:: WORK ITEM ::
Print word for word the first line of the records below and every following line through the one containing "## 2. Relaxation"; print nothing else.

:: EXERCISE DATA ::
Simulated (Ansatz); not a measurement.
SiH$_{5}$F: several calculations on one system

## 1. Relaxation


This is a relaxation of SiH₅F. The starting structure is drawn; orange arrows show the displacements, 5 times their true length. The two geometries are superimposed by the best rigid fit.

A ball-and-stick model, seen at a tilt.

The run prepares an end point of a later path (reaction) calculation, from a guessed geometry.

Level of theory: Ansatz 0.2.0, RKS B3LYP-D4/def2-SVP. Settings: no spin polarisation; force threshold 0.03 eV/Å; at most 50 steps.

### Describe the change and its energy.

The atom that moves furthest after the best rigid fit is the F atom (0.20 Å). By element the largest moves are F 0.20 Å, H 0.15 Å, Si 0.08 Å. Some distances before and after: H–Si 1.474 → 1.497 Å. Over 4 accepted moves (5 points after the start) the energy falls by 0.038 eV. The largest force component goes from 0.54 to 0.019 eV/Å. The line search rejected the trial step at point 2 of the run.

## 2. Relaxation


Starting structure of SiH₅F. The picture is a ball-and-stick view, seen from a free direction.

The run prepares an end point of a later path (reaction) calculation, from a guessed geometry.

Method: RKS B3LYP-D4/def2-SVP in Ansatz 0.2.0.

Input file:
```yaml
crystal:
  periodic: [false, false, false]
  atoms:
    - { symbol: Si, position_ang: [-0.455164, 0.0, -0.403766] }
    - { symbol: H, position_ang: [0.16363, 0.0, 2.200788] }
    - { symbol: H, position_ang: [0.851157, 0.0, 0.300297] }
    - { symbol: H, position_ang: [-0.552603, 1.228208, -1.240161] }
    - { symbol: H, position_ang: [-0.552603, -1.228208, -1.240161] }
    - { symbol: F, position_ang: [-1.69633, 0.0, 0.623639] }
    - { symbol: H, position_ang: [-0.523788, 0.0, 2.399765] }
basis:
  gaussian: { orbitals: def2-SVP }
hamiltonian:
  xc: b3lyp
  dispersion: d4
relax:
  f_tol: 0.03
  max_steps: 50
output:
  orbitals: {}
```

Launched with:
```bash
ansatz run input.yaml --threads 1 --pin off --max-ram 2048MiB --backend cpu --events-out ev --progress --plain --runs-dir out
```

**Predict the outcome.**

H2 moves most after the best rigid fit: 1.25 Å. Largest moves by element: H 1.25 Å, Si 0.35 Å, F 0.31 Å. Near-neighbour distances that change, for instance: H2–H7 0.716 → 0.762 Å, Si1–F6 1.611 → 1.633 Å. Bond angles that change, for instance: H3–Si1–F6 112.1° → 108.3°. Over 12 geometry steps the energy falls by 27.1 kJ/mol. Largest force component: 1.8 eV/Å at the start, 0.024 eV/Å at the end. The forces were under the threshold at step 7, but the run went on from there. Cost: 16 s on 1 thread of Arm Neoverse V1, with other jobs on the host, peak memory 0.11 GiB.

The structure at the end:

:: TASK RESPONSE ::
Simulated (Ansatz); not a measurement.
SiH$_{5}$F: several calculations on one system

## 1. Relaxation


This is a relaxation of SiH₅F. The starting structure is drawn; orange arrows show the displacements, 5 times their true length. The two geometries are superimposed by the best rigid fit.

A ball-and-stick model, seen at a tilt.

The run prepares an end point of a later path (reaction) calculation, from a guessed geometry.

Level of theory: Ansatz 0.2.0, RKS B3LYP-D4/def2-SVP. Settings: no spin polarisation; force threshold 0.03 eV/Å; at most 50 steps.

### Describe the change and its energy.

The atom that moves furthest after the best rigid fit is the F atom (0.20 Å). By element the largest moves are F 0.20 Å, H 0.15 Å, Si 0.08 Å. Some distances before and after: H–Si 1.474 → 1.497 Å. Over 4 accepted moves (5 points after the start) the energy falls by 0.038 eV. The largest force component goes from 0.54 to 0.019 eV/Å. The line search rejected the trial step at point 2 of the run.

## 2. Relaxation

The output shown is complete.